» **Work order**:
Extract the data exactly, missing nothing.

» **Data supplied**:

= = =

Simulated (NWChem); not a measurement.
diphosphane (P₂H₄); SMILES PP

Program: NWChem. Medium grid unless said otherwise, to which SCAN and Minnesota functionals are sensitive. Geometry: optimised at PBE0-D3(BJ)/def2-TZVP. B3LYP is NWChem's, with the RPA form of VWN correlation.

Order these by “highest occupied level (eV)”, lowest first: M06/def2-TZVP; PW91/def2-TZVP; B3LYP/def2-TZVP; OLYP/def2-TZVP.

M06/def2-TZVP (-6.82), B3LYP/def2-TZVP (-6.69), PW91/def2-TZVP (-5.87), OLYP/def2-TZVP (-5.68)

= = =

» **Problem solution**:
Simulated (NWChem); not a measurement.
diphosphane (P₂H₄); SMILES PP

Program: NWChem. Medium grid unless said otherwise, to which SCAN and Minnesota functionals are sensitive. Geometry: optimised at PBE0-D3(BJ)/def2-TZVP. B3LYP is NWChem's, with the RPA form of VWN correlation.

Order these by “highest occupied level (eV)”, lowest first: M06/def2-TZVP; PW91/def2-TZVP; B3LYP/def2-TZVP; OLYP/def2-TZVP.

M06/def2-TZVP (-6.82), B3LYP/def2-TZVP (-6.69), PW91/def2-TZVP (-5.87), OLYP/def2-TZVP (-5.68)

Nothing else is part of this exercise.